•••

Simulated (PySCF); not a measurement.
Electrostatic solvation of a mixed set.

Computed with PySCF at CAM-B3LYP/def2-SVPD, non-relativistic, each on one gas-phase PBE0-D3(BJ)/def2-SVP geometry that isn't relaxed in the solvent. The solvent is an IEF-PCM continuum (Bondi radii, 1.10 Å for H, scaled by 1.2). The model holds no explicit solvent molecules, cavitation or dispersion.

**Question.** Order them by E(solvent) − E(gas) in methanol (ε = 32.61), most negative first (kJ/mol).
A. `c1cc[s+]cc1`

•••

* **Work order**: Once you have read the data, copy all of it out exactly.

* **Written response**:
Simulated (PySCF); not a measurement.
Electrostatic solvation of a mixed set.

Computed with PySCF at CAM-B3LYP/def2-SVPD, non-relativistic, each on one gas-phase PBE0-D3(BJ)/def2-SVP geometry that isn't relaxed in the solvent. The solvent is an IEF-PCM continuum (Bondi radii, 1.10 Å for H, scaled by 1.2). The model holds no explicit solvent molecules, cavitation or dispersion.

**Question.** Order them by E(solvent) − E(gas) in methanol (ε = 32.61), most negative first (kJ/mol).
A. `c1cc[s+]cc1`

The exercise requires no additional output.